--- RECORDS PROVIDED ---
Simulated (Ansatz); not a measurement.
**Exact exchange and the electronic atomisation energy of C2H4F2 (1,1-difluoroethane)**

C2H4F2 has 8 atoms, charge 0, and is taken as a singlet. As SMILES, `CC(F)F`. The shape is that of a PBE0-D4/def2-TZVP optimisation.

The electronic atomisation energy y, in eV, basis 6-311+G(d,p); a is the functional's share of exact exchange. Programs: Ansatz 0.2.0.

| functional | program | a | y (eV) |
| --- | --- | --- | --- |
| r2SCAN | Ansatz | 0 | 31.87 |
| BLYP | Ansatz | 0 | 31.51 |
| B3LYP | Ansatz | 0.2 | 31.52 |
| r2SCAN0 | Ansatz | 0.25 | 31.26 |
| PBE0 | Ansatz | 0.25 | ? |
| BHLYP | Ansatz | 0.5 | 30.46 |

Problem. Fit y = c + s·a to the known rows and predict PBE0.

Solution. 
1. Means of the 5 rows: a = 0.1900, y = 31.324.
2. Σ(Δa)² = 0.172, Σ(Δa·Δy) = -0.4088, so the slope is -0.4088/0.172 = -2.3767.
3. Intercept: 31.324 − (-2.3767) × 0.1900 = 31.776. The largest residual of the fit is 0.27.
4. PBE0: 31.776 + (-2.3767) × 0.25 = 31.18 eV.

--- ACTION ITEM ---
Please write out the entries above in full, exactly as they read.

--- WRITTEN RESPONSE ---
Simulated (Ansatz); not a measurement.
**Exact exchange and the electronic atomisation energy of C2H4F2 (1,1-difluoroethane)**

C2H4F2 has 8 atoms, charge 0, and is taken as a singlet. As SMILES, `CC(F)F`. The shape is that of a PBE0-D4/def2-TZVP optimisation.

The electronic atomisation energy y, in eV, basis 6-311+G(d,p); a is the functional's share of exact exchange. Programs: Ansatz 0.2.0.

| functional | program | a | y (eV) |
| --- | --- | --- | --- |
| r2SCAN | Ansatz | 0 | 31.87 |
| BLYP | Ansatz | 0 | 31.51 |
| B3LYP | Ansatz | 0.2 | 31.52 |
| r2SCAN0 | Ansatz | 0.25 | 31.26 |
| PBE0 | Ansatz | 0.25 | ? |
| BHLYP | Ansatz | 0.5 | 30.46 |

Problem. Fit y = c + s·a to the known rows and predict PBE0.

Solution. 
1. Means of the 5 rows: a = 0.1900, y = 31.324.
2. Σ(Δa)² = 0.172, Σ(Δa·Δy) = -0.4088, so the slope is -0.4088/0.172 = -2.3767.
3. Intercept: 31.324 − (-2.3767) × 0.1900 = 31.776. The largest residual of the fit is 0.27.
4. PBE0: 31.776 + (-2.3767) × 0.25 = 31.18 eV.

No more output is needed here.